* * * * * * *
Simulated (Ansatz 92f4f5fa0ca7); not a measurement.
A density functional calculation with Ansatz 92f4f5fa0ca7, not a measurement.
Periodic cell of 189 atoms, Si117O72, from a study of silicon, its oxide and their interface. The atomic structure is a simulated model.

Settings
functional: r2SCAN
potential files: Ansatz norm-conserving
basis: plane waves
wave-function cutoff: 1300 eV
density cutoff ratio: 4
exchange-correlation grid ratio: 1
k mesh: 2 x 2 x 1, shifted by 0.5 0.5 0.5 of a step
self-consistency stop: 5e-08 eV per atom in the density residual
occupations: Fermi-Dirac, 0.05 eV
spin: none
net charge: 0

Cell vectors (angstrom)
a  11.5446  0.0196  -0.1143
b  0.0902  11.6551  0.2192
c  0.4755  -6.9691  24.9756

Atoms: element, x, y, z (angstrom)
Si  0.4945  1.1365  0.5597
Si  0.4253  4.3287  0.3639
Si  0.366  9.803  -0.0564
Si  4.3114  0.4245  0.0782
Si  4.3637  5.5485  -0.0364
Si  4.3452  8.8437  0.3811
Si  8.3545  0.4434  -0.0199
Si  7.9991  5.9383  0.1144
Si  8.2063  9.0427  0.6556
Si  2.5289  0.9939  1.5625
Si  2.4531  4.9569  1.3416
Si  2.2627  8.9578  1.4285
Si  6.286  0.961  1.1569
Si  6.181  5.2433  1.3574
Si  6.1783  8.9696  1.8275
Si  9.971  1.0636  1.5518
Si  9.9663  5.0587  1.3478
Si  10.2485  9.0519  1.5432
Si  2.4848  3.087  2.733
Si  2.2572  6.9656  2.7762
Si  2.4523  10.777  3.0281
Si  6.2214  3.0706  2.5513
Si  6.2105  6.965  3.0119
* * * * * * *

• **Assignment**: Give back each record exactly, from the first line through the last.

• **Task output**:
Simulated (Ansatz 92f4f5fa0ca7); not a measurement.
A density functional calculation with Ansatz 92f4f5fa0ca7, not a measurement.
Periodic cell of 189 atoms, Si117O72, from a study of silicon, its oxide and their interface. The atomic structure is a simulated model.

Settings
functional: r2SCAN
potential files: Ansatz norm-conserving
basis: plane waves
wave-function cutoff: 1300 eV
density cutoff ratio: 4
exchange-correlation grid ratio: 1
k mesh: 2 x 2 x 1, shifted by 0.5 0.5 0.5 of a step
self-consistency stop: 5e-08 eV per atom in the density residual
occupations: Fermi-Dirac, 0.05 eV
spin: none
net charge: 0

Cell vectors (angstrom)
a  11.5446  0.0196  -0.1143
b  0.0902  11.6551  0.2192
c  0.4755  -6.9691  24.9756

Atoms: element, x, y, z (angstrom)
Si  0.4945  1.1365  0.5597
Si  0.4253  4.3287  0.3639
Si  0.366  9.803  -0.0564
Si  4.3114  0.4245  0.0782
Si  4.3637  5.5485  -0.0364
Si  4.3452  8.8437  0.3811
Si  8.3545  0.4434  -0.0199
Si  7.9991  5.9383  0.1144
Si  8.2063  9.0427  0.6556
Si  2.5289  0.9939  1.5625
Si  2.4531  4.9569  1.3416
Si  2.2627  8.9578  1.4285
Si  6.286  0.961  1.1569
Si  6.181  5.2433  1.3574
Si  6.1783  8.9696  1.8275
Si  9.971  1.0636  1.5518
Si  9.9663  5.0587  1.3478
Si  10.2485  9.0519  1.5432
Si  2.4848  3.087  2.733
Si  2.2572  6.9656  2.7762
Si  2.4523  10.777  3.0281
Si  6.2214  3.0706  2.5513
Si  6.2105  6.965  3.0119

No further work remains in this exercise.